▶ [Action item]
From the first line of the entries below to the line with "the first run**", give each line again exactly.

▶ [Data extracts]
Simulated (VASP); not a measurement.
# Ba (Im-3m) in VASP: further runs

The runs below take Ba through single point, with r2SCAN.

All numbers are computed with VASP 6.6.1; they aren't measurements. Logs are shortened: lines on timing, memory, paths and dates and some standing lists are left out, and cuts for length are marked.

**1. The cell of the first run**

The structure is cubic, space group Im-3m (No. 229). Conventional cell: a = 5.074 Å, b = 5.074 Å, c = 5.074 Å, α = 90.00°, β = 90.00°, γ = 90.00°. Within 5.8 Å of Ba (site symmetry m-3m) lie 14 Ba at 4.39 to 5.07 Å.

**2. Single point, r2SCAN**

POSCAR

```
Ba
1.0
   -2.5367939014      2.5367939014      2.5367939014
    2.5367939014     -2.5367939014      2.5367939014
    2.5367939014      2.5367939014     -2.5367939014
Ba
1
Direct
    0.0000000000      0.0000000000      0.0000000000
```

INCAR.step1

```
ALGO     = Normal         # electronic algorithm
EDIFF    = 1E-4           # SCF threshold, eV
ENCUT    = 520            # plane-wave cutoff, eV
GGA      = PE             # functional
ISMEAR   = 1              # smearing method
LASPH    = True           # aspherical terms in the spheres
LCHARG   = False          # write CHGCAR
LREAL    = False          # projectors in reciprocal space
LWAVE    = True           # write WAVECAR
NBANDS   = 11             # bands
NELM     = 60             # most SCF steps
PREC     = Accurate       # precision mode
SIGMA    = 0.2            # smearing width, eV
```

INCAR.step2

▶ [Answer section]
Simulated (VASP); not a measurement.
# Ba (Im-3m) in VASP: further runs

The runs below take Ba through single point, with r2SCAN.

All numbers are computed with VASP 6.6.1; they aren't measurements. Logs are shortened: lines on timing, memory, paths and dates and some standing lists are left out, and cuts for length are marked.

**1. The cell of the first run**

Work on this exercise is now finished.